→ **DATASET**
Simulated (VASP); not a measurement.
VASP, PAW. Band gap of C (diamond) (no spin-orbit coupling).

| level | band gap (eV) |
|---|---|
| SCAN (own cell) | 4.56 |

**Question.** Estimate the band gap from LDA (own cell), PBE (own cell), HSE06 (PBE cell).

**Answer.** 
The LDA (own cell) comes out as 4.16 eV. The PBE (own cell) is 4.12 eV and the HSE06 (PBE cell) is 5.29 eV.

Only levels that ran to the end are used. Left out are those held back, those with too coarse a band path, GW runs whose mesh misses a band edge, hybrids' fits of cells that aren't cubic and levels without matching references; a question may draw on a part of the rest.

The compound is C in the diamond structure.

→ **WORK INSTRUCTION**
All that should be written out is the stretch of lines above between the one holding "band gap (eV) |" and the one holding "Only levels that", inclusive, exactly as given.

→ **WRITTEN SOLUTION**
| level | band gap (eV) |
|---|---|
| SCAN (own cell) | 4.56 |

**Question.** Estimate the band gap from LDA (own cell), PBE (own cell), HSE06 (PBE cell).

**Answer.** 
The LDA (own cell) comes out as 4.16 eV. The PBE (own cell) is 4.12 eV and the HSE06 (PBE cell) is 5.29 eV.

Only levels that ran to the end are used. Left out are those held back, those with too coarse a band path, GW runs whose mesh misses a band edge, hybrids' fits of cells that aren't cubic and levels without matching references; a question may draw on a part of the rest.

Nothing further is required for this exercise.